━━━━━ Excerpted data ━━━━━

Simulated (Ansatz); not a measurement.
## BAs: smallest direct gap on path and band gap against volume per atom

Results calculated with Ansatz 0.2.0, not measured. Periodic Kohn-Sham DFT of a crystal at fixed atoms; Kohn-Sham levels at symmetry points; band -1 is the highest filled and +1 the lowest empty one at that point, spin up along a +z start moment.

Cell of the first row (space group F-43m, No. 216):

━━━━━

Work request:
Once the listing has been read, copy every line of it exactly.

Exercise output:
Simulated (Ansatz); not a measurement.
## BAs: smallest direct gap on path and band gap against volume per atom

Results calculated with Ansatz 0.2.0, not measured. Periodic Kohn-Sham DFT of a crystal at fixed atoms; Kohn-Sham levels at symmetry points; band -1 is the highest filled and +1 the lowest empty one at that point, spin up along a +z start moment.

Cell of the first row (space group F-43m, No. 216):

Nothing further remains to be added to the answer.